● **ENTRIES SHOWN**:
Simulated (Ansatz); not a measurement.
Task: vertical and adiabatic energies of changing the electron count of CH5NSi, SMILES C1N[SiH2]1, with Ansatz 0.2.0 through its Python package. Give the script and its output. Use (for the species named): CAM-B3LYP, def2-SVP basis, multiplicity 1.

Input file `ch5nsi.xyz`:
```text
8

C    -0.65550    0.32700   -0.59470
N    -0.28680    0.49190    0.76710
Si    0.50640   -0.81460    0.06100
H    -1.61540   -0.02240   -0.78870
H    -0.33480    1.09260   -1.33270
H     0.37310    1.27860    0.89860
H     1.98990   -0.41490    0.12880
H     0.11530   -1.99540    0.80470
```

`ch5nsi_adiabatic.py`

● **REQUIRED ACTION**: Go through the data above from its first line and copy each line exactly, stopping once the line with "Task: vertical and" has been copied.

● **TASK RESPONSE**:
Simulated (Ansatz); not a measurement.
Task: vertical and adiabatic energies of changing the electron count of CH5NSi, SMILES C1N[SiH2]1, with Ansatz 0.2.0 through its Python package. Give the script and its output. Use (for the species named): CAM-B3LYP, def2-SVP basis, multiplicity 1.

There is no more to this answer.